Records supplied:
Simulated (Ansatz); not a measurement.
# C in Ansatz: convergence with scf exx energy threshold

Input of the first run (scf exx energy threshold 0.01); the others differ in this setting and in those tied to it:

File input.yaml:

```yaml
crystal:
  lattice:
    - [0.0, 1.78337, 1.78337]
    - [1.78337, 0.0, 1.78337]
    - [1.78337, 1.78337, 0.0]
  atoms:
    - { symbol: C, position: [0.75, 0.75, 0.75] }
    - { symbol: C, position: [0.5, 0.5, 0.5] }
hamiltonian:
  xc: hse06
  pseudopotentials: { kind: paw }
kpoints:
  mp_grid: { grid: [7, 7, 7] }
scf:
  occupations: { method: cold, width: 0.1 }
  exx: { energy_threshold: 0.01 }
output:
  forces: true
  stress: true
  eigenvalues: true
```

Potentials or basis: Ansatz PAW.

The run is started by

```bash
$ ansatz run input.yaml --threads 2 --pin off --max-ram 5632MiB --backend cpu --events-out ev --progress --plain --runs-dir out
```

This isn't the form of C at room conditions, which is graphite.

Assigned task: Print the records above in full, exactly.

Response box:
Simulated (Ansatz); not a measurement.
# C in Ansatz: convergence with scf exx energy threshold

Input of the first run (scf exx energy threshold 0.01); the others differ in this setting and in those tied to it:

File input.yaml:

```yaml
crystal:
  lattice:
    - [0.0, 1.78337, 1.78337]
    - [1.78337, 0.0, 1.78337]
    - [1.78337, 1.78337, 0.0]
  atoms:
    - { symbol: C, position: [0.75, 0.75, 0.75] }
    - { symbol: C, position: [0.5, 0.5, 0.5] }
hamiltonian:
  xc: hse06
  pseudopotentials: { kind: paw }
kpoints:
  mp_grid: { grid: [7, 7, 7] }
scf:
  occupations: { method: cold, width: 0.1 }
  exx: { energy_threshold: 0.01 }
output:
  forces: true
  stress: true
  eigenvalues: true
```

Potentials or basis: Ansatz PAW.

The run is started by

```bash
$ ansatz run input.yaml --threads 2 --pin off --max-ram 5632MiB --backend cpu --events-out ev --progress --plain --runs-dir out
```

This isn't the form of C at room conditions, which is graphite.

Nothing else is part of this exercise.